**Assigned task:** Reproduce the entries exactly as they appear below.

**Supplied entries:**
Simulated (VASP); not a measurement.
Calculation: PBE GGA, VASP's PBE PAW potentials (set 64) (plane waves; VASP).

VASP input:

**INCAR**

**Response box:**
Simulated (VASP); not a measurement.
Calculation: PBE GGA, VASP's PBE PAW potentials (set 64) (plane waves; VASP).

VASP input:

**INCAR**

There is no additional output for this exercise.